**Action item**: Please transcribe the data that follows exactly, from its first line through the line that contains "Question: Read the".

────────
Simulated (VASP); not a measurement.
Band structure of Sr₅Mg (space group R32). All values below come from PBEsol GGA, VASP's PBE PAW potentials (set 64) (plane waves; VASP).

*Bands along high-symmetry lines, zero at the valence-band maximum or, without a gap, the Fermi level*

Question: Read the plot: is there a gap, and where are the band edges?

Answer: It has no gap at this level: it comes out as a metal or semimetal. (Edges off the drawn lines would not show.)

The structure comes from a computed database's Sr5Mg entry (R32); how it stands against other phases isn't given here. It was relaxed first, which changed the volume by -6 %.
────────

**Answer space**:
Simulated (VASP); not a measurement.
Band structure of Sr₅Mg (space group R32). All values below come from PBEsol GGA, VASP's PBE PAW potentials (set 64) (plane waves; VASP).

*Bands along high-symmetry lines, zero at the valence-band maximum or, without a gap, the Fermi level*

Question: Read the plot: is there a gap, and where are the band edges?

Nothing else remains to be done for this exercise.